→ ASSIGNED TASK: Take the lines below from the first through the one that contains "Q: Does it keep" and copy them exactly.

→ GIVEN DATA:
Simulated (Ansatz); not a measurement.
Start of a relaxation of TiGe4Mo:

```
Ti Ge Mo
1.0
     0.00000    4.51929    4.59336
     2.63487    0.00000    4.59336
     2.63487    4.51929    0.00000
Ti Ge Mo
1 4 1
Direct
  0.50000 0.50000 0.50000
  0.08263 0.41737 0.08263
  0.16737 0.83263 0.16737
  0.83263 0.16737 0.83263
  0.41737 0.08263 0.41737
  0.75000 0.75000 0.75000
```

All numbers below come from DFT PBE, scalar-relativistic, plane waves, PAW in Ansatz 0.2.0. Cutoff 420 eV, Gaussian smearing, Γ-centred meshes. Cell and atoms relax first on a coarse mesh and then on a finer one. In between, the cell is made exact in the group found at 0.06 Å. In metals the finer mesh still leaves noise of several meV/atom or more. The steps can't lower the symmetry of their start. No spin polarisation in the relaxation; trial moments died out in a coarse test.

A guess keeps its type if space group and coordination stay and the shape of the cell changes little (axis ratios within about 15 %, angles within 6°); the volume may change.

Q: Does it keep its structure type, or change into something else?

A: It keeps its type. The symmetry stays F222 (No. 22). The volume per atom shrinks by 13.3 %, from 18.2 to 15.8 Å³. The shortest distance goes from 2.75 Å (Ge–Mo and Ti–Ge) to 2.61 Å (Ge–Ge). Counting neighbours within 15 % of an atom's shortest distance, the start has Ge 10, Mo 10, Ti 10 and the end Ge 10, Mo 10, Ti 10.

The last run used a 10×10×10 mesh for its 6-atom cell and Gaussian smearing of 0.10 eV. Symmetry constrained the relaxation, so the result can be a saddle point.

→ WRITTEN RESPONSE:
Simulated (Ansatz); not a measurement.
Start of a relaxation of TiGe4Mo:

```
Ti Ge Mo
1.0
     0.00000    4.51929    4.59336
     2.63487    0.00000    4.59336
     2.63487    4.51929    0.00000
Ti Ge Mo
1 4 1
Direct
  0.50000 0.50000 0.50000
  0.08263 0.41737 0.08263
  0.16737 0.83263 0.16737
  0.83263 0.16737 0.83263
  0.41737 0.08263 0.41737
  0.75000 0.75000 0.75000
```

All numbers below come from DFT PBE, scalar-relativistic, plane waves, PAW in Ansatz 0.2.0. Cutoff 420 eV, Gaussian smearing, Γ-centred meshes. Cell and atoms relax first on a coarse mesh and then on a finer one. In between, the cell is made exact in the group found at 0.06 Å. In metals the finer mesh still leaves noise of several meV/atom or more. The steps can't lower the symmetry of their start. No spin polarisation in the relaxation; trial moments died out in a coarse test.

A guess keeps its type if space group and coordination stay and the shape of the cell changes little (axis ratios within about 15 %, angles within 6°); the volume may change.

Q: Does it keep its structure type, or change into something else?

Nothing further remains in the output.